(REQUIREMENT): Which lines run from the line with "### 1 The starting structure" through the line with "27 atoms, charge" in the entries below? Print them exactly, both ends included, and nothing more.

(EXERCISE DATA)

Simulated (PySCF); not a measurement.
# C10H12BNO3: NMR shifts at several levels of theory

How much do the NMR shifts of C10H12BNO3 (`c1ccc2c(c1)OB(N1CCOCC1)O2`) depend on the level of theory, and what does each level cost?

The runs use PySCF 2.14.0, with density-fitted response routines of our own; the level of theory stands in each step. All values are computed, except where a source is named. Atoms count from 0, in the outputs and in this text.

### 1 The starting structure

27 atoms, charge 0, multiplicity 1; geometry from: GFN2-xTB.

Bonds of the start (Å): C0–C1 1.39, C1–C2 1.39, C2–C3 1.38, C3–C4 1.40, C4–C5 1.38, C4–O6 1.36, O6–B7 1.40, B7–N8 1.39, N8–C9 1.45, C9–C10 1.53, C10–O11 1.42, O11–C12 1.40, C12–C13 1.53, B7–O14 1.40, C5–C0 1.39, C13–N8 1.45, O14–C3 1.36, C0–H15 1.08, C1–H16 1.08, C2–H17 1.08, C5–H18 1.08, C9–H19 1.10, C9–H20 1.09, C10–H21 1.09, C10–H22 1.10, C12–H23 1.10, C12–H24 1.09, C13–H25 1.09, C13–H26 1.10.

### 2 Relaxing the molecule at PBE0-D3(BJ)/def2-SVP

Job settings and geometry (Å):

(End EXERCISE DATA)

(RESPONSE BOX):
### 1 The starting structure

27 atoms, charge 0, multiplicity 1; geometry from: GFN2-xTB.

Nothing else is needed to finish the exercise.